▶ Work item
Copy all of the material below, line for line.

>>

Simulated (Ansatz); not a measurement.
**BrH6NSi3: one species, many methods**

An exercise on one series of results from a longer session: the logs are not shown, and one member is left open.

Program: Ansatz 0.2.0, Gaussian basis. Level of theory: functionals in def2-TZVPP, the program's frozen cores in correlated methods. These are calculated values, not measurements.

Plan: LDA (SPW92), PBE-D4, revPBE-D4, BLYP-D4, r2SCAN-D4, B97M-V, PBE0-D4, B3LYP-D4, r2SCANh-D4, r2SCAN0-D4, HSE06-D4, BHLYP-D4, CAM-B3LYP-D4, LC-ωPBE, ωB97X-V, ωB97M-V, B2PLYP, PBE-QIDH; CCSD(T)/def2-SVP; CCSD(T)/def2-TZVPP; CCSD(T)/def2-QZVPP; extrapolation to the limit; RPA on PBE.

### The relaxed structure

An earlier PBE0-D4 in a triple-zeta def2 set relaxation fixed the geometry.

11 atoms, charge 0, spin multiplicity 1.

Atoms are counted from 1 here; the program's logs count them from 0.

<<

▶ Reply
Simulated (Ansatz); not a measurement.
**BrH6NSi3: one species, many methods**

An exercise on one series of results from a longer session: the logs are not shown, and one member is left open.

Program: Ansatz 0.2.0, Gaussian basis. Level of theory: functionals in def2-TZVPP, the program's frozen cores in correlated methods. These are calculated values, not measurements.

Plan: LDA (SPW92), PBE-D4, revPBE-D4, BLYP-D4, r2SCAN-D4, B97M-V, PBE0-D4, B3LYP-D4, r2SCANh-D4, r2SCAN0-D4, HSE06-D4, BHLYP-D4, CAM-B3LYP-D4, LC-ωPBE, ωB97X-V, ωB97M-V, B2PLYP, PBE-QIDH; CCSD(T)/def2-SVP; CCSD(T)/def2-TZVPP; CCSD(T)/def2-QZVPP; extrapolation to the limit; RPA on PBE.

### The relaxed structure

An earlier PBE0-D4 in a triple-zeta def2 set relaxation fixed the geometry.

11 atoms, charge 0, spin multiplicity 1.

Atoms are counted from 1 here; the program's logs count them from 0.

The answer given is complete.